◆ **DATA EXCERPTS**:
[Start of section]

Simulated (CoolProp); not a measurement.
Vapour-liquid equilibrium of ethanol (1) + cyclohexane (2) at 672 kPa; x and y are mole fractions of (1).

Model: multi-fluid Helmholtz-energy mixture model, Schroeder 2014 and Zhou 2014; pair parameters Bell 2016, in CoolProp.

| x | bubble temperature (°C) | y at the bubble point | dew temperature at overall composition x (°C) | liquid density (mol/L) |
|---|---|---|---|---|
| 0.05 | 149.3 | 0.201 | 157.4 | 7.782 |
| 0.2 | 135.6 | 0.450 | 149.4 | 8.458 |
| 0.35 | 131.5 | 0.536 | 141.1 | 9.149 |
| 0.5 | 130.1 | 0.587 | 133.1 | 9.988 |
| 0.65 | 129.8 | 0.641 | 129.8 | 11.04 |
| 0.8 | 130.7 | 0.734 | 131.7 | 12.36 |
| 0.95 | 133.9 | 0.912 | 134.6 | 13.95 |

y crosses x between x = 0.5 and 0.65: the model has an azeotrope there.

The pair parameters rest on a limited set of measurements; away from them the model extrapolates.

[End of section]

◆ **WORK INSTRUCTION**: The full material has to be written out again exactly as shown.

◆ **YOUR RESPONSE**:
Simulated (CoolProp); not a measurement.
Vapour-liquid equilibrium of ethanol (1) + cyclohexane (2) at 672 kPa; x and y are mole fractions of (1).

Model: multi-fluid Helmholtz-energy mixture model, Schroeder 2014 and Zhou 2014; pair parameters Bell 2016, in CoolProp.

| x | bubble temperature (°C) | y at the bubble point | dew temperature at overall composition x (°C) | liquid density (mol/L) |
|---|---|---|---|---|
| 0.05 | 149.3 | 0.201 | 157.4 | 7.782 |
| 0.2 | 135.6 | 0.450 | 149.4 | 8.458 |
| 0.35 | 131.5 | 0.536 | 141.1 | 9.149 |
| 0.5 | 130.1 | 0.587 | 133.1 | 9.988 |
| 0.65 | 129.8 | 0.641 | 129.8 | 11.04 |
| 0.8 | 130.7 | 0.734 | 131.7 | 12.36 |
| 0.95 | 133.9 | 0.912 | 134.6 | 13.95 |

y crosses x between x = 0.5 and 0.65: the model has an azeotrope there.

The pair parameters rest on a limited set of measurements; away from them the model extrapolates.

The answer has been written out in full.